▶ MATERIAL SHOWN:
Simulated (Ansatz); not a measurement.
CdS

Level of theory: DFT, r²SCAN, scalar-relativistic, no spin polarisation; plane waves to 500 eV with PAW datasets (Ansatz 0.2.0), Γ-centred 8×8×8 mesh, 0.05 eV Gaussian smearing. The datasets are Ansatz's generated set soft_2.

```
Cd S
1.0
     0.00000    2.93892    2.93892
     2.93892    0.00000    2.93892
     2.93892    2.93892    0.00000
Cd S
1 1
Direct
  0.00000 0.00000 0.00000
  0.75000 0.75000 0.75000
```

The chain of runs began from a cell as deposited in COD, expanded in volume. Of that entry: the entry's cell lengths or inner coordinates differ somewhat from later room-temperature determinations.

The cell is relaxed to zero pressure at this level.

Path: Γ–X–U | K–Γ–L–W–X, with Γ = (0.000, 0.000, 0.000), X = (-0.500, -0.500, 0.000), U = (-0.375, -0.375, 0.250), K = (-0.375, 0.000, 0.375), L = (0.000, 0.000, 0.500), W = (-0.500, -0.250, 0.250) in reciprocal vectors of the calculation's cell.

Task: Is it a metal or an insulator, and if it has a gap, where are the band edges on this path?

▶ WORK ORDER:
Give again, word for word, the records from their first line to the one with "Path: Γ–X–U |", and leave out all else.

▶ ANSWER SPACE:
Simulated (Ansatz); not a measurement.
CdS

Level of theory: DFT, r²SCAN, scalar-relativistic, no spin polarisation; plane waves to 500 eV with PAW datasets (Ansatz 0.2.0), Γ-centred 8×8×8 mesh, 0.05 eV Gaussian smearing. The datasets are Ansatz's generated set soft_2.

```
Cd S
1.0
     0.00000    2.93892    2.93892
     2.93892    0.00000    2.93892
     2.93892    2.93892    0.00000
Cd S
1 1
Direct
  0.00000 0.00000 0.00000
  0.75000 0.75000 0.75000
```

The chain of runs began from a cell as deposited in COD, expanded in volume. Of that entry: the entry's cell lengths or inner coordinates differ somewhat from later room-temperature determinations.

The cell is relaxed to zero pressure at this level.

Path: Γ–X–U | K–Γ–L–W–X, with Γ = (0.000, 0.000, 0.000), X = (-0.500, -0.500, 0.000), U = (-0.375, -0.375, 0.250), K = (-0.375, 0.000, 0.375), L = (0.000, 0.000, 0.500), W = (-0.500, -0.250, 0.250) in reciprocal vectors of the calculation's cell.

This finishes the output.